_EXERCISE_
Return, in their exact form, the lines that lie between the start of the data below and the line containing "Si 11.6015 2.332 36.0503", with both ends included.

_RECORDS SUPPLIED_
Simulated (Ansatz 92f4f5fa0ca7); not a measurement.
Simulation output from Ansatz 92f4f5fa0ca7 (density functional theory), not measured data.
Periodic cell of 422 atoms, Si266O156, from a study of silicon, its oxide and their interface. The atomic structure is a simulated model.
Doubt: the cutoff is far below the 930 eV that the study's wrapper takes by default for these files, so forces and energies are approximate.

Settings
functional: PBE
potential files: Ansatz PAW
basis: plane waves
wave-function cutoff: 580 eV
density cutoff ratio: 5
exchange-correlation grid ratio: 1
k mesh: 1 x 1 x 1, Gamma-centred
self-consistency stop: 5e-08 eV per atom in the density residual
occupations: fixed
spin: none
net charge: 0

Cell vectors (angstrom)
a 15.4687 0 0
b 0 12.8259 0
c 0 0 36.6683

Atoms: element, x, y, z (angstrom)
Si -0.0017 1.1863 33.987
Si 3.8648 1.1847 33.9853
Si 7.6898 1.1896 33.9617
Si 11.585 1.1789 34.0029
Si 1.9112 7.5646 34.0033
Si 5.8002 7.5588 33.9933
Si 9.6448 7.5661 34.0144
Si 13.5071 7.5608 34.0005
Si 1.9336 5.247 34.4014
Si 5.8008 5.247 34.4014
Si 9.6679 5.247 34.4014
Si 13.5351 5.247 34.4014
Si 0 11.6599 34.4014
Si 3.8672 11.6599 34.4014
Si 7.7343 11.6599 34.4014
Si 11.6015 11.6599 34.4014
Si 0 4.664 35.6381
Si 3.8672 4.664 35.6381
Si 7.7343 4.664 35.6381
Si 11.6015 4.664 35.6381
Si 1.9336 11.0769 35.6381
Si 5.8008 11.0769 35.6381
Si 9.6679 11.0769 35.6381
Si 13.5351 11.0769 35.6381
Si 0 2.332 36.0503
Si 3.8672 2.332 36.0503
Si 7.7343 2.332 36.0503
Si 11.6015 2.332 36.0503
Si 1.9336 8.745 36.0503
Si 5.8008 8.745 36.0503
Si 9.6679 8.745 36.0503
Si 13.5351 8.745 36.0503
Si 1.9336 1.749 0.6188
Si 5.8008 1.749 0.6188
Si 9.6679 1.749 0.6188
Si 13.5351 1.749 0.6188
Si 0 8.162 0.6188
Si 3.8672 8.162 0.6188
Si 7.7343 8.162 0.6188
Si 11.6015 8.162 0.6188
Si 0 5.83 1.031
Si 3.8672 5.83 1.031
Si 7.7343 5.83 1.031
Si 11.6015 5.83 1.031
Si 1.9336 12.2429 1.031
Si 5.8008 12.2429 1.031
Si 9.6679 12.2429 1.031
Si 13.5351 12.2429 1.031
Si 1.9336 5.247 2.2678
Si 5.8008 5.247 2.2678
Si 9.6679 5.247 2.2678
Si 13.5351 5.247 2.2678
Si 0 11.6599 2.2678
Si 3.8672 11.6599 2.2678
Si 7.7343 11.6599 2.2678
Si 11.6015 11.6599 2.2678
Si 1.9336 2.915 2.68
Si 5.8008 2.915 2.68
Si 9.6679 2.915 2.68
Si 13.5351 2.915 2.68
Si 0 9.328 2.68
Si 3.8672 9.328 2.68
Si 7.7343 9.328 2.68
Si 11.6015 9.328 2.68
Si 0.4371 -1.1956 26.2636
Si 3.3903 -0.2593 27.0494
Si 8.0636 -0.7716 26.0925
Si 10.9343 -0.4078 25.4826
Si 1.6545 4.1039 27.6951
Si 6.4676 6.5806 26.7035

_PROBLEM SOLUTION_
Simulated (Ansatz 92f4f5fa0ca7); not a measurement.
Simulation output from Ansatz 92f4f5fa0ca7 (density functional theory), not measured data.
Periodic cell of 422 atoms, Si266O156, from a study of silicon, its oxide and their interface. The atomic structure is a simulated model.
Doubt: the cutoff is far below the 930 eV that the study's wrapper takes by default for these files, so forces and energies are approximate.

Settings
functional: PBE
potential files: Ansatz PAW
basis: plane waves
wave-function cutoff: 580 eV
density cutoff ratio: 5
exchange-correlation grid ratio: 1
k mesh: 1 x 1 x 1, Gamma-centred
self-consistency stop: 5e-08 eV per atom in the density residual
occupations: fixed
spin: none
net charge: 0

Cell vectors (angstrom)
a 15.4687 0 0
b 0 12.8259 0
c 0 0 36.6683

Atoms: element, x, y, z (angstrom)
Si -0.0017 1.1863 33.987
Si 3.8648 1.1847 33.9853
Si 7.6898 1.1896 33.9617
Si 11.585 1.1789 34.0029
Si 1.9112 7.5646 34.0033
Si 5.8002 7.5588 33.9933
Si 9.6448 7.5661 34.0144
Si 13.5071 7.5608 34.0005
Si 1.9336 5.247 34.4014
Si 5.8008 5.247 34.4014
Si 9.6679 5.247 34.4014
Si 13.5351 5.247 34.4014
Si 0 11.6599 34.4014
Si 3.8672 11.6599 34.4014
Si 7.7343 11.6599 34.4014
Si 11.6015 11.6599 34.4014
Si 0 4.664 35.6381
Si 3.8672 4.664 35.6381
Si 7.7343 4.664 35.6381
Si 11.6015 4.664 35.6381
Si 1.9336 11.0769 35.6381
Si 5.8008 11.0769 35.6381
Si 9.6679 11.0769 35.6381
Si 13.5351 11.0769 35.6381
Si 0 2.332 36.0503
Si 3.8672 2.332 36.0503
Si 7.7343 2.332 36.0503
Si 11.6015 2.332 36.0503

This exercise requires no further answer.